(Supplied material)
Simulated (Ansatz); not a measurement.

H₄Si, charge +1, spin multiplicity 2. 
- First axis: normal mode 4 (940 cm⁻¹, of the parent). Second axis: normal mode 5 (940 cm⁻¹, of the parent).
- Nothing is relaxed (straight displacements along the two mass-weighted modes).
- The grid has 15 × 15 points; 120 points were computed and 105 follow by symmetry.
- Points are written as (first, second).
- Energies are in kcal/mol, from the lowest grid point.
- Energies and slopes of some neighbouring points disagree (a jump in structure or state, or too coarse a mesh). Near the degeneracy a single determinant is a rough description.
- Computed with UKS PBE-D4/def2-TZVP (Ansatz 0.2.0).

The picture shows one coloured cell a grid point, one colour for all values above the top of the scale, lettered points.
(End Supplied material)

▶ Assigned task: Line by line, write out the records above exactly.

▶ Written reply:
Simulated (Ansatz); not a measurement.

H₄Si, charge +1, spin multiplicity 2. 
- First axis: normal mode 4 (940 cm⁻¹, of the parent). Second axis: normal mode 5 (940 cm⁻¹, of the parent).
- Nothing is relaxed (straight displacements along the two mass-weighted modes).
- The grid has 15 × 15 points; 120 points were computed and 105 follow by symmetry.
- Points are written as (first, second).
- Energies are in kcal/mol, from the lowest grid point.
- Energies and slopes of some neighbouring points disagree (a jump in structure or state, or too coarse a mesh). Near the degeneracy a single determinant is a rough description.
- Computed with UKS PBE-D4/def2-TZVP (Ansatz 0.2.0).

The picture shows one coloured cell a grid point, one colour for all values above the top of the scale, lettered points.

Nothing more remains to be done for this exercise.